BRIEF
Look through the material below and copy exactly the lines from the line with "PySCF, gas phase, ωB97X-D3(BJ)/def2-SVP" to the line with "Q: For HP=GaH", those two lines included.

╭──

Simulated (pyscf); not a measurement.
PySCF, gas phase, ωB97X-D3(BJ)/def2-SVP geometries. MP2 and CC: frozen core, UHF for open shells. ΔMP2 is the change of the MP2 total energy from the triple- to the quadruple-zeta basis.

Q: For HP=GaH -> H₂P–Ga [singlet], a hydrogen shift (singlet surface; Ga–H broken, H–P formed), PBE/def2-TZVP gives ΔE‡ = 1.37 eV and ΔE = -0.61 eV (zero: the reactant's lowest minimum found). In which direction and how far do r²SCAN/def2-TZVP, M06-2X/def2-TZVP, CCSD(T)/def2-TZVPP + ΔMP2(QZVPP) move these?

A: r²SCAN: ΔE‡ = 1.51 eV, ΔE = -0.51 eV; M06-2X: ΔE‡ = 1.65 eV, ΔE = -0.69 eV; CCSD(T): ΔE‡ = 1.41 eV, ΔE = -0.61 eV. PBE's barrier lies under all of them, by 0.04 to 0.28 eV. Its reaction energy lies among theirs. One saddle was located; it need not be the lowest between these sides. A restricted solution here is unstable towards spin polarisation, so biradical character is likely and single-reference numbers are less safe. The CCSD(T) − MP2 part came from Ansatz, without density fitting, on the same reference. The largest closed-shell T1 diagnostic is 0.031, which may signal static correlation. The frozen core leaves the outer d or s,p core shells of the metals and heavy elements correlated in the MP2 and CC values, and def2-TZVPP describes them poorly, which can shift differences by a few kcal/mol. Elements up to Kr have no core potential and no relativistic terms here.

╰──

TASK RESPONSE
PySCF, gas phase, ωB97X-D3(BJ)/def2-SVP geometries. MP2 and CC: frozen core, UHF for open shells. ΔMP2 is the change of the MP2 total energy from the triple- to the quadruple-zeta basis.

Q: For HP=GaH -> H₂P–Ga [singlet], a hydrogen shift (singlet surface; Ga–H broken, H–P formed), PBE/def2-TZVP gives ΔE‡ = 1.37 eV and ΔE = -0.61 eV (zero: the reactant's lowest minimum found). In which direction and how far do r²SCAN/def2-TZVP, M06-2X/def2-TZVP, CCSD(T)/def2-TZVPP + ΔMP2(QZVPP) move these?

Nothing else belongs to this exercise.